→ TASK ITEM: All of the data needs to be repeated exactly.

==== ENTRIES SHOWN
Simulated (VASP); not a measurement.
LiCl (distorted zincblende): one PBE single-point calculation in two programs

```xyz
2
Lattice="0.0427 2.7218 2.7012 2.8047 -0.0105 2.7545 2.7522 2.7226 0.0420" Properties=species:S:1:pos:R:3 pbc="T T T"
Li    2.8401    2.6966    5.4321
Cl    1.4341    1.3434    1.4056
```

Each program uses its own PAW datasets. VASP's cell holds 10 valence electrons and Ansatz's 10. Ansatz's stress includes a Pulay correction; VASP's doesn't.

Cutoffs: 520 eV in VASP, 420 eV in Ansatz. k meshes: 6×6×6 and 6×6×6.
========

→ EXERCISE RESULT:
Simulated (VASP); not a measurement.
LiCl (distorted zincblende): one PBE single-point calculation in two programs

```xyz
2
Lattice="0.0427 2.7218 2.7012 2.8047 -0.0105 2.7545 2.7522 2.7226 0.0420" Properties=species:S:1:pos:R:3 pbc="T T T"
Li    2.8401    2.6966    5.4321
Cl    1.4341    1.3434    1.4056
```

Each program uses its own PAW datasets. VASP's cell holds 10 valence electrons and Ansatz's 10. Ansatz's stress includes a Pulay correction; VASP's doesn't.

Cutoffs: 520 eV in VASP, 420 eV in Ansatz. k meshes: 6×6×6 and 6×6×6.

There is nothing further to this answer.